═══

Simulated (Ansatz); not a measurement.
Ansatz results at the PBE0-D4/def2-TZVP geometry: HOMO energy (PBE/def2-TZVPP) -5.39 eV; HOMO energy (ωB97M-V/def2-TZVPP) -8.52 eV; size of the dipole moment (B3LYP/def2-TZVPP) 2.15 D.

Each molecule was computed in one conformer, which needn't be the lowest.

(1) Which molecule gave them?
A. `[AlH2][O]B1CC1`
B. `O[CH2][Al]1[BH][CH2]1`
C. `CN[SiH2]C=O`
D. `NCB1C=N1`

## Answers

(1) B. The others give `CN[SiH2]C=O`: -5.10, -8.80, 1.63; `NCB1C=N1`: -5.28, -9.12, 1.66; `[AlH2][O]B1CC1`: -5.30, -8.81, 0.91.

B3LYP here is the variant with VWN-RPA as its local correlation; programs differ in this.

═══

> Exercise
Look above for the line with "Each molecule was"; retype exactly that line, every line after it up to the line with "(1) B. The others", and that line too, nothing else.

> Answer space
Each molecule was computed in one conformer, which needn't be the lowest.

(1) Which molecule gave them?
A. `[AlH2][O]B1CC1`
B. `O[CH2][Al]1[BH][CH2]1`
C. `CN[SiH2]C=O`
D. `NCB1C=N1`

## Answers

(1) B. The others give `CN[SiH2]C=O`: -5.10, -8.80, 1.63; `NCB1C=N1`: -5.28, -9.12, 1.66; `[AlH2][O]B1CC1`: -5.30, -8.81, 0.91.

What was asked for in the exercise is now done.